» **Requirement**:
In your answer, reproduce exactly the lines from the beginning of the listing below through the one containing "Cost and result", and only those lines.

[Recorded information — start]

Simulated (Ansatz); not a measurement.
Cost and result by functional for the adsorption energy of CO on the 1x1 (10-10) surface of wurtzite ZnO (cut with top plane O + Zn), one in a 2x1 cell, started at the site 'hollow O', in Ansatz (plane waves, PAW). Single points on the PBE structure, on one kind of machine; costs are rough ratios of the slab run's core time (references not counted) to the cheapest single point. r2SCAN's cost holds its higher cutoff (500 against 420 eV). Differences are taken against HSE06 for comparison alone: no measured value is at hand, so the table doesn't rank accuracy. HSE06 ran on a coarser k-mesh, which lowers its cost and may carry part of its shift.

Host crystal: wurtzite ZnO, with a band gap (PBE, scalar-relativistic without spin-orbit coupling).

[Recorded information — finish]

» **Task solution**:
Simulated (Ansatz); not a measurement.
Cost and result by functional for the adsorption energy of CO on the 1x1 (10-10) surface of wurtzite ZnO (cut with top plane O + Zn), one in a 2x1 cell, started at the site 'hollow O', in Ansatz (plane waves, PAW). Single points on the PBE structure, on one kind of machine; costs are rough ratios of the slab run's core time (references not counted) to the cheapest single point. r2SCAN's cost holds its higher cutoff (500 against 420 eV). Differences are taken against HSE06 for comparison alone: no measured value is at hand, so the table doesn't rank accuracy. HSE06 ran on a coarser k-mesh, which lowers its cost and may carry part of its shift.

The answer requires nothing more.